Action item
Every entry below must be reproduced exactly.

Information shown
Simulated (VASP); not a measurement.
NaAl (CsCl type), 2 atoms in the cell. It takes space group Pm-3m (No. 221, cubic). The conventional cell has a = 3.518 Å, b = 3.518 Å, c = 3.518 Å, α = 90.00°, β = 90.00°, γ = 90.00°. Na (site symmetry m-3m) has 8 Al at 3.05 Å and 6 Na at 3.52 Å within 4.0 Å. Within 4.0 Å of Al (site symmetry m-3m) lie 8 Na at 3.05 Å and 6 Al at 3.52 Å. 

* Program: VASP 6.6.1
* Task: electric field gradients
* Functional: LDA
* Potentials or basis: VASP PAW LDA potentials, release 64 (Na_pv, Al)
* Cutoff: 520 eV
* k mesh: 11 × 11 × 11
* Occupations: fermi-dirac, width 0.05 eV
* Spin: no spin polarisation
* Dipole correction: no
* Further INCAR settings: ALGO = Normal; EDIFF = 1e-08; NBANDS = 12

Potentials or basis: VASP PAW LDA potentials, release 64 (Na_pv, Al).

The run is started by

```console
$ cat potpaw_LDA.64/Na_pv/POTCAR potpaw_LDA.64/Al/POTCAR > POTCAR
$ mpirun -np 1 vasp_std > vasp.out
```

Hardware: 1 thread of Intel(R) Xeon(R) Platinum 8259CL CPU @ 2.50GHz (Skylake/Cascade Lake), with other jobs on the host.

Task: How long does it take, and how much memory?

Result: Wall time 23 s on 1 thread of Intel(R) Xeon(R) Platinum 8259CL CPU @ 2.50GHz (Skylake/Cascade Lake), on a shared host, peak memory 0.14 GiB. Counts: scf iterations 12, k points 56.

Your solution
Simulated (VASP); not a measurement.
NaAl (CsCl type), 2 atoms in the cell. It takes space group Pm-3m (No. 221, cubic). The conventional cell has a = 3.518 Å, b = 3.518 Å, c = 3.518 Å, α = 90.00°, β = 90.00°, γ = 90.00°. Na (site symmetry m-3m) has 8 Al at 3.05 Å and 6 Na at 3.52 Å within 4.0 Å. Within 4.0 Å of Al (site symmetry m-3m) lie 8 Na at 3.05 Å and 6 Al at 3.52 Å. 

* Program: VASP 6.6.1
* Task: electric field gradients
* Functional: LDA
* Potentials or basis: VASP PAW LDA potentials, release 64 (Na_pv, Al)
* Cutoff: 520 eV
* k mesh: 11 × 11 × 11
* Occupations: fermi-dirac, width 0.05 eV
* Spin: no spin polarisation
* Dipole correction: no
* Further INCAR settings: ALGO = Normal; EDIFF = 1e-08; NBANDS = 12

Potentials or basis: VASP PAW LDA potentials, release 64 (Na_pv, Al).

The run is started by

```console
$ cat potpaw_LDA.64/Na_pv/POTCAR potpaw_LDA.64/Al/POTCAR > POTCAR
$ mpirun -np 1 vasp_std > vasp.out
```

Hardware: 1 thread of Intel(R) Xeon(R) Platinum 8259CL CPU @ 2.50GHz (Skylake/Cascade Lake), with other jobs on the host.

Task: How long does it take, and how much memory?

Result: Wall time 23 s on 1 thread of Intel(R) Xeon(R) Platinum 8259CL CPU @ 2.50GHz (Skylake/Cascade Lake), on a shared host, peak memory 0.14 GiB. Counts: scf iterations 12, k points 56.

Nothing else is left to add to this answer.